> **Information provided**:
------

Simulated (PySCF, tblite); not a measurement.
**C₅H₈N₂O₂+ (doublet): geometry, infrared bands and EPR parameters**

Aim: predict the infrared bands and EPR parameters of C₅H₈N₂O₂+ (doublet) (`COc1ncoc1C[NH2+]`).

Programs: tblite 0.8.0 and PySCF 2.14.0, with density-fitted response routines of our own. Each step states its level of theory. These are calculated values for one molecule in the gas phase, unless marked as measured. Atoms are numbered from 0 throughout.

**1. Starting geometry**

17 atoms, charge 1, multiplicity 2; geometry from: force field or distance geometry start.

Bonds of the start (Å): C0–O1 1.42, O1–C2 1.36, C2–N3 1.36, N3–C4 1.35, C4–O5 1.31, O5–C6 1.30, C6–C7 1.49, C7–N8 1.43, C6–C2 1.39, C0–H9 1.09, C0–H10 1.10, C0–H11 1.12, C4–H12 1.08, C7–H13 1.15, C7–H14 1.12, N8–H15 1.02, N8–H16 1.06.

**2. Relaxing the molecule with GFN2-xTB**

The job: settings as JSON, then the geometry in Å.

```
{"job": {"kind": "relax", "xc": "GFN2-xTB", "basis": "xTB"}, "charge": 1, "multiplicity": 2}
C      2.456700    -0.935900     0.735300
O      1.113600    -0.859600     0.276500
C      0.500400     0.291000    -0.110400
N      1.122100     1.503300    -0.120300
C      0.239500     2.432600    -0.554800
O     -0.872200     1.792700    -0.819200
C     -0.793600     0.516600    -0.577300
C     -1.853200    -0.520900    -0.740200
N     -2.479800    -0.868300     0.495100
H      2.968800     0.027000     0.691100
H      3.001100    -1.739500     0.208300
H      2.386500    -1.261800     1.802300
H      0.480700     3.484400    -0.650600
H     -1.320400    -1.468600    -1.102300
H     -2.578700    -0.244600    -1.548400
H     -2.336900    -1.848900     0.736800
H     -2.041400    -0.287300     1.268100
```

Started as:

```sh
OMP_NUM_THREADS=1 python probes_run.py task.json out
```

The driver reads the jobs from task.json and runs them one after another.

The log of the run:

------

> **Work request**: In the reply, include exactly the lines from the beginning of the entries above through the line holding "The driver reads", and nothing besides.

> **Result**:
Simulated (PySCF, tblite); not a measurement.
**C₅H₈N₂O₂+ (doublet): geometry, infrared bands and EPR parameters**

Aim: predict the infrared bands and EPR parameters of C₅H₈N₂O₂+ (doublet) (`COc1ncoc1C[NH2+]`).

Programs: tblite 0.8.0 and PySCF 2.14.0, with density-fitted response routines of our own. Each step states its level of theory. These are calculated values for one molecule in the gas phase, unless marked as measured. Atoms are numbered from 0 throughout.

**1. Starting geometry**

17 atoms, charge 1, multiplicity 2; geometry from: force field or distance geometry start.

Bonds of the start (Å): C0–O1 1.42, O1–C2 1.36, C2–N3 1.36, N3–C4 1.35, C4–O5 1.31, O5–C6 1.30, C6–C7 1.49, C7–N8 1.43, C6–C2 1.39, C0–H9 1.09, C0–H10 1.10, C0–H11 1.12, C4–H12 1.08, C7–H13 1.15, C7–H14 1.12, N8–H15 1.02, N8–H16 1.06.

**2. Relaxing the molecule with GFN2-xTB**

The job: settings as JSON, then the geometry in Å.

```
{"job": {"kind": "relax", "xc": "GFN2-xTB", "basis": "xTB"}, "charge": 1, "multiplicity": 2}
C      2.456700    -0.935900     0.735300
O      1.113600    -0.859600     0.276500
C      0.500400     0.291000    -0.110400
N      1.122100     1.503300    -0.120300
C      0.239500     2.432600    -0.554800
O     -0.872200     1.792700    -0.819200
C     -0.793600     0.516600    -0.577300
C     -1.853200    -0.520900    -0.740200
N     -2.479800    -0.868300     0.495100
H      2.968800     0.027000     0.691100
H      3.001100    -1.739500     0.208300
H      2.386500    -1.261800     1.802300
H      0.480700     3.484400    -0.650600
H     -1.320400    -1.468600    -1.102300
H     -2.578700    -0.244600    -1.548400
H     -2.336900    -1.848900     0.736800
H     -2.041400    -0.287300     1.268100
```

Started as:

```sh
OMP_NUM_THREADS=1 python probes_run.py task.json out
```

The driver reads the jobs from task.json and runs them one after another.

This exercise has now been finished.